> _Material supplied_:
==========
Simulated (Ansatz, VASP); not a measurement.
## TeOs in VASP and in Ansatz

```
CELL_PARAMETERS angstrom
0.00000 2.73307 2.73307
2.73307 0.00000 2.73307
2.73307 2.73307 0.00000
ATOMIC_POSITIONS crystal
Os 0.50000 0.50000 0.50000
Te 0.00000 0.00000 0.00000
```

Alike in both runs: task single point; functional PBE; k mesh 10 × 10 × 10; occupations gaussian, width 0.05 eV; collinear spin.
==========

> _Activity_:
Please print the material again in full, exactly as it is.

> _Exercise solution_:
Simulated (Ansatz, VASP); not a measurement.
## TeOs in VASP and in Ansatz

```
CELL_PARAMETERS angstrom
0.00000 2.73307 2.73307
2.73307 0.00000 2.73307
2.73307 2.73307 0.00000
ATOMIC_POSITIONS crystal
Os 0.50000 0.50000 0.50000
Te 0.00000 0.00000 0.00000
```

Alike in both runs: task single point; functional PBE; k mesh 10 × 10 × 10; occupations gaussian, width 0.05 eV; collinear spin.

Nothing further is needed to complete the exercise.